ENTRIES PROVIDED:
'''
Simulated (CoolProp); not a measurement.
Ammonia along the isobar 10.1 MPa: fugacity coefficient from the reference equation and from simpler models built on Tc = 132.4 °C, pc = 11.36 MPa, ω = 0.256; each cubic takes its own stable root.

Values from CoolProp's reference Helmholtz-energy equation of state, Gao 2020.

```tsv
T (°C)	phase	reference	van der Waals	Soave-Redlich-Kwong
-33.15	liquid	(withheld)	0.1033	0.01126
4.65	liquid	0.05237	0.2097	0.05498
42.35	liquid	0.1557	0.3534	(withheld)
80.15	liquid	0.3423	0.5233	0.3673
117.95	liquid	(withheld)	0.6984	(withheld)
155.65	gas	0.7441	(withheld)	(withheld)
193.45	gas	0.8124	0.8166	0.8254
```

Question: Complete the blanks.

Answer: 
'''

ACTIVITY: Your task is to restate the material above word for word.

RESPONSE BOX:
Simulated (CoolProp); not a measurement.
Ammonia along the isobar 10.1 MPa: fugacity coefficient from the reference equation and from simpler models built on Tc = 132.4 °C, pc = 11.36 MPa, ω = 0.256; each cubic takes its own stable root.

Values from CoolProp's reference Helmholtz-energy equation of state, Gao 2020.

```tsv
T (°C)	phase	reference	van der Waals	Soave-Redlich-Kwong
-33.15	liquid	(withheld)	0.1033	0.01126
4.65	liquid	0.05237	0.2097	0.05498
42.35	liquid	0.1557	0.3534	(withheld)
80.15	liquid	0.3423	0.5233	0.3673
117.95	liquid	(withheld)	0.6984	(withheld)
155.65	gas	0.7441	(withheld)	(withheld)
193.45	gas	0.8124	0.8166	0.8254
```

Question: Complete the blanks.

Answer: 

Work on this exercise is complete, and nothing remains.